[WORK ORDER]: Take the data below. Output it exactly from its first line through the line containing "Question: By how".

[ENTRIES PROVIDED]:
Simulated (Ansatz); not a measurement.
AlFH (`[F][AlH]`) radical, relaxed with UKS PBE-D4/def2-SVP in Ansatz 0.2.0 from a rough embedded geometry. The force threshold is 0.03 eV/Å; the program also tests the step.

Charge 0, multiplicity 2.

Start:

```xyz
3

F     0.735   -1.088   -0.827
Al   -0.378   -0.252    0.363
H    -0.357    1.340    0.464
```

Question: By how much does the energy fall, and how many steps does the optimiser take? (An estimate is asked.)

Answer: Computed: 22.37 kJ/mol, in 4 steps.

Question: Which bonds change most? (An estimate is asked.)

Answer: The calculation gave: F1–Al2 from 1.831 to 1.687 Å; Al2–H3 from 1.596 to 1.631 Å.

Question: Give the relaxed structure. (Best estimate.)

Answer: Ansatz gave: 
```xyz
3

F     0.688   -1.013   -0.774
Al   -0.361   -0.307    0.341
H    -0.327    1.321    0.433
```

[EXPECTED ANSWER]:
Simulated (Ansatz); not a measurement.
AlFH (`[F][AlH]`) radical, relaxed with UKS PBE-D4/def2-SVP in Ansatz 0.2.0 from a rough embedded geometry. The force threshold is 0.03 eV/Å; the program also tests the step.

Charge 0, multiplicity 2.

Start:

```xyz
3

F     0.735   -1.088   -0.827
Al   -0.378   -0.252    0.363
H    -0.357    1.340    0.464
```

Question: By how much does the energy fall, and how many steps does the optimiser take? (An estimate is asked.)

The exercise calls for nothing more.